◆ ◆ ◆ ◆ ◆

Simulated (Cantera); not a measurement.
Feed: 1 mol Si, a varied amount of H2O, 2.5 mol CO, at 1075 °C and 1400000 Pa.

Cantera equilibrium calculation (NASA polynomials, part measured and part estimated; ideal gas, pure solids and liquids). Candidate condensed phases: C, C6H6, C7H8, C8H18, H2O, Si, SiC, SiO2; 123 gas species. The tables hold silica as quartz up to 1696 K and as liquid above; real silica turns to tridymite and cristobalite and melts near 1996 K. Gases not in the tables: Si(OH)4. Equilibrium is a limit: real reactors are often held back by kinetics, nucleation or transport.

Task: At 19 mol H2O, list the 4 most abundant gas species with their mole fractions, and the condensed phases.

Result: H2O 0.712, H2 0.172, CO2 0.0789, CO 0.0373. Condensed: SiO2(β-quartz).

◆ ◆ ◆ ◆ ◆

=== WORK TASK ===
Every line above should be printed again exactly as it stands.

=== YOUR RESPONSE ===
Simulated (Cantera); not a measurement.
Feed: 1 mol Si, a varied amount of H2O, 2.5 mol CO, at 1075 °C and 1400000 Pa.

Cantera equilibrium calculation (NASA polynomials, part measured and part estimated; ideal gas, pure solids and liquids). Candidate condensed phases: C, C6H6, C7H8, C8H18, H2O, Si, SiC, SiO2; 123 gas species. The tables hold silica as quartz up to 1696 K and as liquid above; real silica turns to tridymite and cristobalite and melts near 1996 K. Gases not in the tables: Si(OH)4. Equilibrium is a limit: real reactors are often held back by kinetics, nucleation or transport.

Task: At 19 mol H2O, list the 4 most abundant gas species with their mole fractions, and the condensed phases.

Result: H2O 0.712, H2 0.172, CO2 0.0789, CO 0.0373. Condensed: SiO2(β-quartz).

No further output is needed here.